**Work request:**
Every line below from the one containing "[Xe] 4f14 5d7" through the one containing "Same-spin part -60.26" must be transcribed exactly. Omit all lines outside that stretch.

= = = = =

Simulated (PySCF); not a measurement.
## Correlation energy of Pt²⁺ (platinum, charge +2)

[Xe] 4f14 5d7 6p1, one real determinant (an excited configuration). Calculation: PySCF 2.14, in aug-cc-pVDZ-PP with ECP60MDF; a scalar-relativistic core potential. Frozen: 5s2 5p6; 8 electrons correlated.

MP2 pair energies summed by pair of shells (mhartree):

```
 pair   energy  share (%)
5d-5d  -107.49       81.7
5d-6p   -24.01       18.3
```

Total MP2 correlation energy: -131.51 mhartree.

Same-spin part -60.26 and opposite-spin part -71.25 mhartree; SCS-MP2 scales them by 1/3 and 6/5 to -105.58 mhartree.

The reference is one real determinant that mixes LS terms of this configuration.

= = = = =

**Exercise result:**
[Xe] 4f14 5d7 6p1, one real determinant (an excited configuration). Calculation: PySCF 2.14, in aug-cc-pVDZ-PP with ECP60MDF; a scalar-relativistic core potential. Frozen: 5s2 5p6; 8 electrons correlated.

MP2 pair energies summed by pair of shells (mhartree):

```
 pair   energy  share (%)
5d-5d  -107.49       81.7
5d-6p   -24.01       18.3
```

Total MP2 correlation energy: -131.51 mhartree.

Same-spin part -60.26 and opposite-spin part -71.25 mhartree; SCS-MP2 scales them by 1/3 and 6/5 to -105.58 mhartree.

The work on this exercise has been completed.